Assignment
From the first line of the entries below to the line with "- The k-point", give each line again exactly.

........

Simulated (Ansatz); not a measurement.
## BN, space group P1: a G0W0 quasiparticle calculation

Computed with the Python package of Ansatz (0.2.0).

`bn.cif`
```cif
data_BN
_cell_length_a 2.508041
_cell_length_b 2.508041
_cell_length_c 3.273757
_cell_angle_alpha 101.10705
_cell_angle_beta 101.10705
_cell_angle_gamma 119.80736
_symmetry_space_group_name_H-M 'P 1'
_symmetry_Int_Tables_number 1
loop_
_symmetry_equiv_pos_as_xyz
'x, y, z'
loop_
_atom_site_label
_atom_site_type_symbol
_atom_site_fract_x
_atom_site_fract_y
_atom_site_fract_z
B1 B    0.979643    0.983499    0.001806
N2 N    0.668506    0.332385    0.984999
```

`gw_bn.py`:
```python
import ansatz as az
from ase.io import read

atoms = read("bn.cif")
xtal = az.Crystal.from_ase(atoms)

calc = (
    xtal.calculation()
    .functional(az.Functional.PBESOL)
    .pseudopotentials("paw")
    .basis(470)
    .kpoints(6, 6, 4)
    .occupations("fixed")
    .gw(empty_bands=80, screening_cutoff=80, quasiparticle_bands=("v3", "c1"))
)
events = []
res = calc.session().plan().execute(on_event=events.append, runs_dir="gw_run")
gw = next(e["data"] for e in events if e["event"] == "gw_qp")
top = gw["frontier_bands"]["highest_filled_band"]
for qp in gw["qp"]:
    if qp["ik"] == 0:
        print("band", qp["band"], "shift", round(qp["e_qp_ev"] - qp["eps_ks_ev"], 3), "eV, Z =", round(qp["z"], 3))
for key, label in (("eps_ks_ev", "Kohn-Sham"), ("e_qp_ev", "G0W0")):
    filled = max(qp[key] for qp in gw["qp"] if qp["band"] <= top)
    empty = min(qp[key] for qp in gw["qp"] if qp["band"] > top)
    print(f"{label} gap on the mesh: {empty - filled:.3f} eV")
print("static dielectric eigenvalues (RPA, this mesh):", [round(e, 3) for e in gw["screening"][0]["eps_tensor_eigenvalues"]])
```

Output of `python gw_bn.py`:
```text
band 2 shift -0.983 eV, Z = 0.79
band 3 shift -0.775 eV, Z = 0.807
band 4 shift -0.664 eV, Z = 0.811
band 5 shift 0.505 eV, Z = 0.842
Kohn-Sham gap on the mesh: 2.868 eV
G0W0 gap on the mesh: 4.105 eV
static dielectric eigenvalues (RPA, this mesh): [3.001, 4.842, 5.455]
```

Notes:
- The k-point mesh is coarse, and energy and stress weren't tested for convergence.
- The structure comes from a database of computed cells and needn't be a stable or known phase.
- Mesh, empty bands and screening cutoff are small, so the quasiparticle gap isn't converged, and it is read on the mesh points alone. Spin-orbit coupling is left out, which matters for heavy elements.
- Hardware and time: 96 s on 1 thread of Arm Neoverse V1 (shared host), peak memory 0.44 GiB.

........

Problem solution
Simulated (Ansatz); not a measurement.
## BN, space group P1: a G0W0 quasiparticle calculation

Computed with the Python package of Ansatz (0.2.0).

`bn.cif`
```cif
data_BN
_cell_length_a 2.508041
_cell_length_b 2.508041
_cell_length_c 3.273757
_cell_angle_alpha 101.10705
_cell_angle_beta 101.10705
_cell_angle_gamma 119.80736
_symmetry_space_group_name_H-M 'P 1'
_symmetry_Int_Tables_number 1
loop_
_symmetry_equiv_pos_as_xyz
'x, y, z'
loop_
_atom_site_label
_atom_site_type_symbol
_atom_site_fract_x
_atom_site_fract_y
_atom_site_fract_z
B1 B    0.979643    0.983499    0.001806
N2 N    0.668506    0.332385    0.984999
```

`gw_bn.py`:
```python
import ansatz as az
from ase.io import read

atoms = read("bn.cif")
xtal = az.Crystal.from_ase(atoms)

calc = (
    xtal.calculation()
    .functional(az.Functional.PBESOL)
    .pseudopotentials("paw")
    .basis(470)
    .kpoints(6, 6, 4)
    .occupations("fixed")
    .gw(empty_bands=80, screening_cutoff=80, quasiparticle_bands=("v3", "c1"))
)
events = []
res = calc.session().plan().execute(on_event=events.append, runs_dir="gw_run")
gw = next(e["data"] for e in events if e["event"] == "gw_qp")
top = gw["frontier_bands"]["highest_filled_band"]
for qp in gw["qp"]:
    if qp["ik"] == 0:
        print("band", qp["band"], "shift", round(qp["e_qp_ev"] - qp["eps_ks_ev"], 3), "eV, Z =", round(qp["z"], 3))
for key, label in (("eps_ks_ev", "Kohn-Sham"), ("e_qp_ev", "G0W0")):
    filled = max(qp[key] for qp in gw["qp"] if qp["band"] <= top)
    empty = min(qp[key] for qp in gw["qp"] if qp["band"] > top)
    print(f"{label} gap on the mesh: {empty - filled:.3f} eV")
print("static dielectric eigenvalues (RPA, this mesh):", [round(e, 3) for e in gw["screening"][0]["eps_tensor_eigenvalues"]])
```

Output of `python gw_bn.py`:
```text
band 2 shift -0.983 eV, Z = 0.79
band 3 shift -0.775 eV, Z = 0.807
band 4 shift -0.664 eV, Z = 0.811
band 5 shift 0.505 eV, Z = 0.842
Kohn-Sham gap on the mesh: 2.868 eV
G0W0 gap on the mesh: 4.105 eV
static dielectric eigenvalues (RPA, this mesh): [3.001, 4.842, 5.455]
```

Notes:
- The k-point mesh is coarse, and energy and stress weren't tested for convergence.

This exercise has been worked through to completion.